======

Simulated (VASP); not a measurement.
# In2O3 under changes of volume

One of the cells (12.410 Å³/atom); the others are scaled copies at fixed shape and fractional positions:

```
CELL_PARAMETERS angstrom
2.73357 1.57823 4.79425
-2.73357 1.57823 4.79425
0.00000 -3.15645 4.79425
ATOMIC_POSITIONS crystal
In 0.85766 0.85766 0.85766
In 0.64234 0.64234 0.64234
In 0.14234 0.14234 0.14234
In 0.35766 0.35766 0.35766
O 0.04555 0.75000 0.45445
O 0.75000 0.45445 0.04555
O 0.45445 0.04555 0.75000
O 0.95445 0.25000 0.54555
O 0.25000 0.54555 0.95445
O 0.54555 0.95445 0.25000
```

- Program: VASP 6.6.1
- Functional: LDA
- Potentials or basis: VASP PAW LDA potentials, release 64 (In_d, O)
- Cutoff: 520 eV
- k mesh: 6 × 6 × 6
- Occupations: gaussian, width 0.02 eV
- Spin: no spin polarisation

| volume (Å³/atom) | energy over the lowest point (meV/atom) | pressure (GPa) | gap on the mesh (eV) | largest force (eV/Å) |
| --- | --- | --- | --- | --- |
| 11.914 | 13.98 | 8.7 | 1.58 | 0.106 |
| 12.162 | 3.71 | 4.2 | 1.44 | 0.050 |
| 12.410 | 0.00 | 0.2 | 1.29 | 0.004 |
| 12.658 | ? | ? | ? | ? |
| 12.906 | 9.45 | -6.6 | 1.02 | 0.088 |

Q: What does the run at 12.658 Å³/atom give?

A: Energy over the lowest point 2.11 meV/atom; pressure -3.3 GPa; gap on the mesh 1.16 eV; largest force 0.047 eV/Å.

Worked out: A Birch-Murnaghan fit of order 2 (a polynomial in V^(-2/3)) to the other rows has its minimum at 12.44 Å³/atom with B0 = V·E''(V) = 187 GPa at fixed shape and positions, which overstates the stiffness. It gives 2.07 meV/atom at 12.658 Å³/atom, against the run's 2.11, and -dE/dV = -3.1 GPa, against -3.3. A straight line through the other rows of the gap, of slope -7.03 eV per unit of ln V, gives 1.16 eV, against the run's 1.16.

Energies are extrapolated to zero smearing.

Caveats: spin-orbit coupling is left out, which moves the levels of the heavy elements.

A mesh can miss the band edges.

======

- **Activity**:
Give again, exactly as written, the lines running from the first line of the data above through the line that contains "- Occupations: gaussian, width 0.02 eV".

- **Result**:
Simulated (VASP); not a measurement.
# In2O3 under changes of volume

One of the cells (12.410 Å³/atom); the others are scaled copies at fixed shape and fractional positions:

```
CELL_PARAMETERS angstrom
2.73357 1.57823 4.79425
-2.73357 1.57823 4.79425
0.00000 -3.15645 4.79425
ATOMIC_POSITIONS crystal
In 0.85766 0.85766 0.85766
In 0.64234 0.64234 0.64234
In 0.14234 0.14234 0.14234
In 0.35766 0.35766 0.35766
O 0.04555 0.75000 0.45445
O 0.75000 0.45445 0.04555
O 0.45445 0.04555 0.75000
O 0.95445 0.25000 0.54555
O 0.25000 0.54555 0.95445
O 0.54555 0.95445 0.25000
```

- Program: VASP 6.6.1
- Functional: LDA
- Potentials or basis: VASP PAW LDA potentials, release 64 (In_d, O)
- Cutoff: 520 eV
- k mesh: 6 × 6 × 6
- Occupations: gaussian, width 0.02 eV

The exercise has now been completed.